_ _ _ _ _ _ _
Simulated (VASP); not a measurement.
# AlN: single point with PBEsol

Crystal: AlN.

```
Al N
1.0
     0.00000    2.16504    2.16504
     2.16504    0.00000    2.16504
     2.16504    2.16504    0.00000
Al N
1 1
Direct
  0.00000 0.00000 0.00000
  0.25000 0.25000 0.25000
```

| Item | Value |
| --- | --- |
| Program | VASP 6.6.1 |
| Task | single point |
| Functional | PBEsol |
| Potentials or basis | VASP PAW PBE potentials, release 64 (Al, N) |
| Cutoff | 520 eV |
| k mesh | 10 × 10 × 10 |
_ _ _ _ _ _ _

Return every record exactly as it was given.

• [Answer space]
Simulated (VASP); not a measurement.
# AlN: single point with PBEsol

Crystal: AlN.

```
Al N
1.0
     0.00000    2.16504    2.16504
     2.16504    0.00000    2.16504
     2.16504    2.16504    0.00000
Al N
1 1
Direct
  0.00000 0.00000 0.00000
  0.25000 0.25000 0.25000
```

| Item | Value |
| --- | --- |
| Program | VASP 6.6.1 |
| Task | single point |
| Functional | PBEsol |
| Potentials or basis | VASP PAW PBE potentials, release 64 (Al, N) |
| Cutoff | 520 eV |
| k mesh | 10 × 10 × 10 |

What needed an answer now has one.